# Assignment
Each line from the beginning of the data below through the line containing "Computed with GFN2-xTB" should be repeated exactly, please.

# Information given
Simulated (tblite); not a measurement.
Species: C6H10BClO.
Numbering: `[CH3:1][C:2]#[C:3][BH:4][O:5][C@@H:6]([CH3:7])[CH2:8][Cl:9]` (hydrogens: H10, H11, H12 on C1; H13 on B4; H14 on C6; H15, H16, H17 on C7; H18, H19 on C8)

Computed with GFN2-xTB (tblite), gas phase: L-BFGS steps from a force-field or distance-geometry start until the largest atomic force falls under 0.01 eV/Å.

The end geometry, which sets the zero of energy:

# Exercise output
Simulated (tblite); not a measurement.
Species: C6H10BClO.
Numbering: `[CH3:1][C:2]#[C:3][BH:4][O:5][C@@H:6]([CH3:7])[CH2:8][Cl:9]` (hydrogens: H10, H11, H12 on C1; H13 on B4; H14 on C6; H15, H16, H17 on C7; H18, H19 on C8)

Computed with GFN2-xTB (tblite), gas phase: L-BFGS steps from a force-field or distance-geometry start until the largest atomic force falls under 0.01 eV/Å.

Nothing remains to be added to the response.